Source material.
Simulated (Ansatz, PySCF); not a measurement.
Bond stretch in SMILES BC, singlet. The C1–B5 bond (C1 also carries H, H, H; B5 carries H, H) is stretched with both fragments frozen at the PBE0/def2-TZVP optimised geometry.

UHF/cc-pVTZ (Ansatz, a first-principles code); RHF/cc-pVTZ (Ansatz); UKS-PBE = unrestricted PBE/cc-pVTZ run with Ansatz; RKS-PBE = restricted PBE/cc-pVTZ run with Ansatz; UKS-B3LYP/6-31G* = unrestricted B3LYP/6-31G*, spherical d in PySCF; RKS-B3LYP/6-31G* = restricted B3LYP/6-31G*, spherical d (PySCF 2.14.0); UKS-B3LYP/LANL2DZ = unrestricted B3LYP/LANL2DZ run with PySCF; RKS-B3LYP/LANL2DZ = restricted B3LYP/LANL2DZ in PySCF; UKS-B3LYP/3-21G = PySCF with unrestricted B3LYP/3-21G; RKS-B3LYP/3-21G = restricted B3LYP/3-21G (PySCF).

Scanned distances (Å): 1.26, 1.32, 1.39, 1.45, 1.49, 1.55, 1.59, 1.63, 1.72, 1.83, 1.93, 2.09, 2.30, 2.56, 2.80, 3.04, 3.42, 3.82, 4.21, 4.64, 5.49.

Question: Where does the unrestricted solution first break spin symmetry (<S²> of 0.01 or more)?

Work instruction. Copy out the entries exactly. Begin at the first line and end with the line that has "Bond stretch in".

Task answer.
Simulated (Ansatz, PySCF); not a measurement.
Bond stretch in SMILES BC, singlet. The C1–B5 bond (C1 also carries H, H, H; B5 carries H, H) is stretched with both fragments frozen at the PBE0/def2-TZVP optimised geometry.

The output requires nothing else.